*WORK TASK*. The listing has to be given again in full and exactly.

___

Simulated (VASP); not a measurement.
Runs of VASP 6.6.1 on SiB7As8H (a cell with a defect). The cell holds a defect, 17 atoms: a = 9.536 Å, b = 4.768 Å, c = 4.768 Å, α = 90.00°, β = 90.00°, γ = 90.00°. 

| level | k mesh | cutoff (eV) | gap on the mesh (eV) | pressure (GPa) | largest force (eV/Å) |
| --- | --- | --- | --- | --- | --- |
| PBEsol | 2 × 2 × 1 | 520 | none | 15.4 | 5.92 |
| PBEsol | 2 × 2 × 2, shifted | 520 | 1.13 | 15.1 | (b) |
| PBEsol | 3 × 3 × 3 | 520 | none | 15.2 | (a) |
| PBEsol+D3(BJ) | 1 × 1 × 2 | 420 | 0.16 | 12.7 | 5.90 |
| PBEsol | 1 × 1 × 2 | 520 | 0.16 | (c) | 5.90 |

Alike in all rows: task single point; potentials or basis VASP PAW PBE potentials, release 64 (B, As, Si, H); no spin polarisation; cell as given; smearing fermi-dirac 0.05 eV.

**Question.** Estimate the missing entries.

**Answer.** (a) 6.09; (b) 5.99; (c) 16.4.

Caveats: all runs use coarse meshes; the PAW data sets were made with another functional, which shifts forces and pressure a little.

___

*RESPONSE AREA*.
Simulated (VASP); not a measurement.
Runs of VASP 6.6.1 on SiB7As8H (a cell with a defect). The cell holds a defect, 17 atoms: a = 9.536 Å, b = 4.768 Å, c = 4.768 Å, α = 90.00°, β = 90.00°, γ = 90.00°. 

| level | k mesh | cutoff (eV) | gap on the mesh (eV) | pressure (GPa) | largest force (eV/Å) |
| --- | --- | --- | --- | --- | --- |
| PBEsol | 2 × 2 × 1 | 520 | none | 15.4 | 5.92 |
| PBEsol | 2 × 2 × 2, shifted | 520 | 1.13 | 15.1 | (b) |
| PBEsol | 3 × 3 × 3 | 520 | none | 15.2 | (a) |
| PBEsol+D3(BJ) | 1 × 1 × 2 | 420 | 0.16 | 12.7 | 5.90 |
| PBEsol | 1 × 1 × 2 | 520 | 0.16 | (c) | 5.90 |

Alike in all rows: task single point; potentials or basis VASP PAW PBE potentials, release 64 (B, As, Si, H); no spin polarisation; cell as given; smearing fermi-dirac 0.05 eV.

**Question.** Estimate the missing entries.

**Answer.** (a) 6.09; (b) 5.99; (c) 16.4.

Caveats: all runs use coarse meshes; the PAW data sets were made with another functional, which shifts forces and pressure a little.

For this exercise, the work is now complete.